[Start of section]

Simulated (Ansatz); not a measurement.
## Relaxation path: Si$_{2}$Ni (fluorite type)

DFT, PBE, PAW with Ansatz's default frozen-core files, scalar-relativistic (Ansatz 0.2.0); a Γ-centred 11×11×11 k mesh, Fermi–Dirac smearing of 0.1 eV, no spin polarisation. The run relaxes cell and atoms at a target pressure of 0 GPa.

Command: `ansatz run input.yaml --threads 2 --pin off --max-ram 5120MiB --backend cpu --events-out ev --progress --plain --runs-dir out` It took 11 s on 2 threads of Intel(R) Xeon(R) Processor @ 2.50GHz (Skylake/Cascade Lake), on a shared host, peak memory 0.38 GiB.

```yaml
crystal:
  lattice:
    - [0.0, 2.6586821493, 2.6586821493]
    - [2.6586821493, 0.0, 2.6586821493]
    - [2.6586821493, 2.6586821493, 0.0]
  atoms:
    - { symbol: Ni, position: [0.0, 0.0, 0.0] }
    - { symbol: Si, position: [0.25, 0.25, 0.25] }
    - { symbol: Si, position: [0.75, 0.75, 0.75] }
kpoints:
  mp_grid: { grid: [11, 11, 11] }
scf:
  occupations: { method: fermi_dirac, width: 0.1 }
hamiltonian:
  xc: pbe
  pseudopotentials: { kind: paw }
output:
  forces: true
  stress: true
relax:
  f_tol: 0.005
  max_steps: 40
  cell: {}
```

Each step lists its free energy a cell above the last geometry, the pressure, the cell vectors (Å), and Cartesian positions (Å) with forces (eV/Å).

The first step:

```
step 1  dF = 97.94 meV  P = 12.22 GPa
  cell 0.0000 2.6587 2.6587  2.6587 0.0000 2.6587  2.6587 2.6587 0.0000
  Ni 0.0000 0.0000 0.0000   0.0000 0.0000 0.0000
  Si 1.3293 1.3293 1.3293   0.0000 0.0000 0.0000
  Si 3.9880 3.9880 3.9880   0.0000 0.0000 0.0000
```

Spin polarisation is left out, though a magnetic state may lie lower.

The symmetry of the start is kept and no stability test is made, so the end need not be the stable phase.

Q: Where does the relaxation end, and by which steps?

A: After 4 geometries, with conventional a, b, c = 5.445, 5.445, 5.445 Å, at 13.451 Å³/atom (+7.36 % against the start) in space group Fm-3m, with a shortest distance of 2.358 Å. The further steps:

[End of section]

All that is needed is the opening run of the data, given again exactly: please include every line from the first through the line with "DFT, PBE, PAW", both ends kept.

▶ [TASK ANSWER]
Simulated (Ansatz); not a measurement.
## Relaxation path: Si$_{2}$Ni (fluorite type)

DFT, PBE, PAW with Ansatz's default frozen-core files, scalar-relativistic (Ansatz 0.2.0); a Γ-centred 11×11×11 k mesh, Fermi–Dirac smearing of 0.1 eV, no spin polarisation. The run relaxes cell and atoms at a target pressure of 0 GPa.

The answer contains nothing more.